| Exercise |
What is needed is the complete listing, repeated exactly.

| Data excerpts |
= Beginning of Section =

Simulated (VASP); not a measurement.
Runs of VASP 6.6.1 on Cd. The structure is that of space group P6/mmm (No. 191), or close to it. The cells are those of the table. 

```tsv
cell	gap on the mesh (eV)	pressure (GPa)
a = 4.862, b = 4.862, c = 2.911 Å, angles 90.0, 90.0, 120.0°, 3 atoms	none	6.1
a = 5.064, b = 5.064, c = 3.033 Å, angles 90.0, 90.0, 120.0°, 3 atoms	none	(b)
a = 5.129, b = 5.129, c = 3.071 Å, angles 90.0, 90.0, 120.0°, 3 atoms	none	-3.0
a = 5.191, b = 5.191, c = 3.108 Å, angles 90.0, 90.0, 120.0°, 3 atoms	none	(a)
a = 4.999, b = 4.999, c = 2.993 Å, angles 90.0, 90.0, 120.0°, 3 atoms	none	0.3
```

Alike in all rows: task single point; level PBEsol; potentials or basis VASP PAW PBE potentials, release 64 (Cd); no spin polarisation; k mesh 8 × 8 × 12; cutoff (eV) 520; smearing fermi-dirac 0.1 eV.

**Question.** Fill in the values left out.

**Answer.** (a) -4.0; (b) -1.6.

= End of Section =

| Answer box |
Simulated (VASP); not a measurement.
Runs of VASP 6.6.1 on Cd. The structure is that of space group P6/mmm (No. 191), or close to it. The cells are those of the table. 

```tsv
cell	gap on the mesh (eV)	pressure (GPa)
a = 4.862, b = 4.862, c = 2.911 Å, angles 90.0, 90.0, 120.0°, 3 atoms	none	6.1
a = 5.064, b = 5.064, c = 3.033 Å, angles 90.0, 90.0, 120.0°, 3 atoms	none	(b)
a = 5.129, b = 5.129, c = 3.071 Å, angles 90.0, 90.0, 120.0°, 3 atoms	none	-3.0
a = 5.191, b = 5.191, c = 3.108 Å, angles 90.0, 90.0, 120.0°, 3 atoms	none	(a)
a = 4.999, b = 4.999, c = 2.993 Å, angles 90.0, 90.0, 120.0°, 3 atoms	none	0.3
```

Alike in all rows: task single point; level PBEsol; potentials or basis VASP PAW PBE potentials, release 64 (Cd); no spin polarisation; k mesh 8 × 8 × 12; cutoff (eV) 520; smearing fermi-dirac 0.1 eV.

**Question.** Fill in the values left out.

**Answer.** (a) -4.0; (b) -1.6.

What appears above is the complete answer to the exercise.